____________________

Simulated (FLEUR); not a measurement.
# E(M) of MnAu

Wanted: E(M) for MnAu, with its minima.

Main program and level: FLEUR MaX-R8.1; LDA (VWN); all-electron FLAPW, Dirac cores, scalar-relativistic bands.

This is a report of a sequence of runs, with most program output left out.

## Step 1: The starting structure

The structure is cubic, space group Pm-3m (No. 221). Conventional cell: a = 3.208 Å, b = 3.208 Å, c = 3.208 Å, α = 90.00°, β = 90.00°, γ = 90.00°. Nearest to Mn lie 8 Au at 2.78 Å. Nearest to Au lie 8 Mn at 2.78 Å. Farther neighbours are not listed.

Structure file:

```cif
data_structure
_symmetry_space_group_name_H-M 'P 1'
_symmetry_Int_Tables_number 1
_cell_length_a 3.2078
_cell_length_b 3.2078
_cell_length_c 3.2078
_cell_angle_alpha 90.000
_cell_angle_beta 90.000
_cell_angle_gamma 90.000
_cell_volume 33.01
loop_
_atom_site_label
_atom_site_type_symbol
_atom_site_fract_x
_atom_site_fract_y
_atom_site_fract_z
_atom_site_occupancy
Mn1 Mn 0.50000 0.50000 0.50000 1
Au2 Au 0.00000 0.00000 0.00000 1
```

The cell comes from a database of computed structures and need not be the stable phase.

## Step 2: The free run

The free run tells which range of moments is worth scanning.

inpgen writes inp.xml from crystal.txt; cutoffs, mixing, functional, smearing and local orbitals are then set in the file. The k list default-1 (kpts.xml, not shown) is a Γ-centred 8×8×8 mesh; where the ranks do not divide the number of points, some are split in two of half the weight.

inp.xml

____________________

▶ _Work request_: Only the lines above from the one with "Main program and" up to and including the one with "inpgen writes inp.xml" should be repeated, exactly as written.

▶ _Exercise solution_:
Main program and level: FLEUR MaX-R8.1; LDA (VWN); all-electron FLAPW, Dirac cores, scalar-relativistic bands.

This is a report of a sequence of runs, with most program output left out.

## Step 1: The starting structure

The structure is cubic, space group Pm-3m (No. 221). Conventional cell: a = 3.208 Å, b = 3.208 Å, c = 3.208 Å, α = 90.00°, β = 90.00°, γ = 90.00°. Nearest to Mn lie 8 Au at 2.78 Å. Nearest to Au lie 8 Mn at 2.78 Å. Farther neighbours are not listed.

Structure file:

```cif
data_structure
_symmetry_space_group_name_H-M 'P 1'
_symmetry_Int_Tables_number 1
_cell_length_a 3.2078
_cell_length_b 3.2078
_cell_length_c 3.2078
_cell_angle_alpha 90.000
_cell_angle_beta 90.000
_cell_angle_gamma 90.000
_cell_volume 33.01
loop_
_atom_site_label
_atom_site_type_symbol
_atom_site_fract_x
_atom_site_fract_y
_atom_site_fract_z
_atom_site_occupancy
Mn1 Mn 0.50000 0.50000 0.50000 1
Au2 Au 0.00000 0.00000 0.00000 1
```

The cell comes from a database of computed structures and need not be the stable phase.

## Step 2: The free run

The free run tells which range of moments is worth scanning.

inpgen writes inp.xml from crystal.txt; cutoffs, mixing, functional, smearing and local orbitals are then set in the file. The k list default-1 (kpts.xml, not shown) is a Γ-centred 8×8×8 mesh; where the ranks do not divide the number of points, some are split in two of half the weight.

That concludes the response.